Work instruction: Every line below between the line holding "[Banner, clock and" and the line holding "[Logs are printed", inclusive, should be repeated exactly, and all other lines omitted.

Source information:
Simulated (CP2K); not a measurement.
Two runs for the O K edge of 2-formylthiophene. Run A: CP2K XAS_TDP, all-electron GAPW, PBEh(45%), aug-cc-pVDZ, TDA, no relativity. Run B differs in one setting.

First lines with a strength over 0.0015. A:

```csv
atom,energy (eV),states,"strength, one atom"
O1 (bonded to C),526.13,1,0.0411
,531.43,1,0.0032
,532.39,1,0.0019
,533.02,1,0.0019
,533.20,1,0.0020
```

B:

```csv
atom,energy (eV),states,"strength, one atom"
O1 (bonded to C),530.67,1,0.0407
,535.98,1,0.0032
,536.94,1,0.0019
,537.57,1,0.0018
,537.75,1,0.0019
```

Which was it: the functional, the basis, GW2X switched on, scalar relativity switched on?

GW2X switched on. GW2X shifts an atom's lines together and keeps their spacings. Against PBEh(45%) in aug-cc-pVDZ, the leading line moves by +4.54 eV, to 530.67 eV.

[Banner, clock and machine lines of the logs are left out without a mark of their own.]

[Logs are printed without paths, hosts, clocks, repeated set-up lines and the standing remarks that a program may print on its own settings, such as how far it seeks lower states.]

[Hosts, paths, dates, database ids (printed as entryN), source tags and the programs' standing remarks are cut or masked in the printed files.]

Your response:
[Banner, clock and machine lines of the logs are left out without a mark of their own.]

[Logs are printed without paths, hosts, clocks, repeated set-up lines and the standing remarks that a program may print on its own settings, such as how far it seeks lower states.]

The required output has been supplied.